* DATASET
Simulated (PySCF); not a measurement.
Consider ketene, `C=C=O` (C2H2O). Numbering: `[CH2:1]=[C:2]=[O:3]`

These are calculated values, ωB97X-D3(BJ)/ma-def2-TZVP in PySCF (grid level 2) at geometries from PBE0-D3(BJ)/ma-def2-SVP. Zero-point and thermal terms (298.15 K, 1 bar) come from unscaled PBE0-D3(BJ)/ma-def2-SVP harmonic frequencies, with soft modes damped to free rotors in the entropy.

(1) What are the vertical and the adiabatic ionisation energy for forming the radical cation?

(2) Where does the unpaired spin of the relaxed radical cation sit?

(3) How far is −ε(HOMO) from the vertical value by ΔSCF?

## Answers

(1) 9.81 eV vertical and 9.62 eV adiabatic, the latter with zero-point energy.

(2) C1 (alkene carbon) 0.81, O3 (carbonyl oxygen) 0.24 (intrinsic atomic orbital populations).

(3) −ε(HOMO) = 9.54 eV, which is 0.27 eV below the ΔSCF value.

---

* REQUIRED ACTION
Repeat the data word for word, leaving out no line.

* TASK RESPONSE
Simulated (PySCF); not a measurement.
Consider ketene, `C=C=O` (C2H2O). Numbering: `[CH2:1]=[C:2]=[O:3]`

These are calculated values, ωB97X-D3(BJ)/ma-def2-TZVP in PySCF (grid level 2) at geometries from PBE0-D3(BJ)/ma-def2-SVP. Zero-point and thermal terms (298.15 K, 1 bar) come from unscaled PBE0-D3(BJ)/ma-def2-SVP harmonic frequencies, with soft modes damped to free rotors in the entropy.

(1) What are the vertical and the adiabatic ionisation energy for forming the radical cation?

(2) Where does the unpaired spin of the relaxed radical cation sit?

(3) How far is −ε(HOMO) from the vertical value by ΔSCF?

## Answers

(1) 9.81 eV vertical and 9.62 eV adiabatic, the latter with zero-point energy.

(2) C1 (alkene carbon) 0.81, O3 (carbonyl oxygen) 0.24 (intrinsic atomic orbital populations).

(3) −ε(HOMO) = 9.54 eV, which is 0.27 eV below the ΔSCF value.

---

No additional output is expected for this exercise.